Exactly the lines below from the one with "SiO2 | 40.0 | - |" up to and including the one with "Metal gate on" make up the answer, with nothing else added.

══ Provided records ══
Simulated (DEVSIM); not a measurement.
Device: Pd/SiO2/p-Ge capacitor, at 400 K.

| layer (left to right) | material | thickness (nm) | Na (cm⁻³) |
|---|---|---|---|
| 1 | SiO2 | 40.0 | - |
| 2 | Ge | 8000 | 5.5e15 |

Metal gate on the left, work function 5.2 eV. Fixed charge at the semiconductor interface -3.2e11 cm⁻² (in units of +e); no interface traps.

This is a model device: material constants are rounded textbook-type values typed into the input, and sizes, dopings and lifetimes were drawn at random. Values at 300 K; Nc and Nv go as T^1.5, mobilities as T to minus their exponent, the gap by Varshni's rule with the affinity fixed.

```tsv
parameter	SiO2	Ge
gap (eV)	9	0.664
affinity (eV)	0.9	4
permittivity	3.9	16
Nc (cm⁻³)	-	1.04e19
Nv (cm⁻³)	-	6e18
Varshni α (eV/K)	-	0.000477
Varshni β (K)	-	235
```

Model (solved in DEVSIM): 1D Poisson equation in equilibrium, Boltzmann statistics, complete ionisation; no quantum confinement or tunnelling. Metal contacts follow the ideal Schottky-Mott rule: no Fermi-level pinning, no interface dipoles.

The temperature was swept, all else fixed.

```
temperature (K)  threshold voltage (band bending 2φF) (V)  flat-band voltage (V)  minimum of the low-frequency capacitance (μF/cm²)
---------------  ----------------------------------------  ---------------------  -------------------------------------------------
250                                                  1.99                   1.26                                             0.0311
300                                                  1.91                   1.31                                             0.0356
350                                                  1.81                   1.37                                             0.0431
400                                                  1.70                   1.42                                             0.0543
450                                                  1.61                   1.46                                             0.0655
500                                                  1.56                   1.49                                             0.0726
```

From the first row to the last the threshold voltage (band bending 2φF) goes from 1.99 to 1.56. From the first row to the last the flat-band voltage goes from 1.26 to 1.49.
═══

=== Exercise solution ===
| 1 | SiO2 | 40.0 | - |
| 2 | Ge | 8000 | 5.5e15 |

Metal gate on the left, work function 5.2 eV. Fixed charge at the semiconductor interface -3.2e11 cm⁻² (in units of +e); no interface traps.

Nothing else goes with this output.